Work task:
Your task is to quote the listing below exactly, beginning with its first line and ending on the line bearing "## 1. Set-up".

Data extracts:
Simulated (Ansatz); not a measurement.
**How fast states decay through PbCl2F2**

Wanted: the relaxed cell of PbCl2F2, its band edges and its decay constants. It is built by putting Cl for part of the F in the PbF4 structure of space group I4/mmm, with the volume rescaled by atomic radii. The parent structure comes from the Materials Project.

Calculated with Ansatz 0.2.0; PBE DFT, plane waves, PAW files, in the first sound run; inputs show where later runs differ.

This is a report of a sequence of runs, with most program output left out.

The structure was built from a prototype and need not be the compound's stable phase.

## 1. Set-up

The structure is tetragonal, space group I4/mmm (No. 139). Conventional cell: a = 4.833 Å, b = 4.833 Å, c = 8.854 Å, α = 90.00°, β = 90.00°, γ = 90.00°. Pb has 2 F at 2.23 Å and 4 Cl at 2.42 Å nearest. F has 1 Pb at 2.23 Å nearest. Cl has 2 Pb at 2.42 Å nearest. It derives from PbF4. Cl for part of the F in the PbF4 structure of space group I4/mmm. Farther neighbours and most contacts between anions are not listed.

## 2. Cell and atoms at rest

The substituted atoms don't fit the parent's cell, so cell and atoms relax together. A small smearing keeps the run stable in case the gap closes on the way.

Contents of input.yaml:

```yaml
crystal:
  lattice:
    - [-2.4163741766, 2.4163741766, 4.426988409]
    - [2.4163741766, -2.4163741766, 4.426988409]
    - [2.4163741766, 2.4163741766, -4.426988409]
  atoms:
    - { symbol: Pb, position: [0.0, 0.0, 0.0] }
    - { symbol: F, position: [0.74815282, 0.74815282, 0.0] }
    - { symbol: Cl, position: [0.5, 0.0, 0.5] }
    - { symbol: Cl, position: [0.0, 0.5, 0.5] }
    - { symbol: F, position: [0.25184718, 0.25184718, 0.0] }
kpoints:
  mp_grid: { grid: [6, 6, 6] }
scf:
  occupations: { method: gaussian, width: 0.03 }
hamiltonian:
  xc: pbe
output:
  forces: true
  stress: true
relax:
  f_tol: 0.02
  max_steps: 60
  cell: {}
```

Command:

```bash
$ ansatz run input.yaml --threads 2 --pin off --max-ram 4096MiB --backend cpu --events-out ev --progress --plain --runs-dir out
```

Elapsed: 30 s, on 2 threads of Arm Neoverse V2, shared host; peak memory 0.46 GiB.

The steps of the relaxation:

Result:
Simulated (Ansatz); not a measurement.
**How fast states decay through PbCl2F2**

Wanted: the relaxed cell of PbCl2F2, its band edges and its decay constants. It is built by putting Cl for part of the F in the PbF4 structure of space group I4/mmm, with the volume rescaled by atomic radii. The parent structure comes from the Materials Project.

Calculated with Ansatz 0.2.0; PBE DFT, plane waves, PAW files, in the first sound run; inputs show where later runs differ.

This is a report of a sequence of runs, with most program output left out.

The structure was built from a prototype and need not be the compound's stable phase.

## 1. Set-up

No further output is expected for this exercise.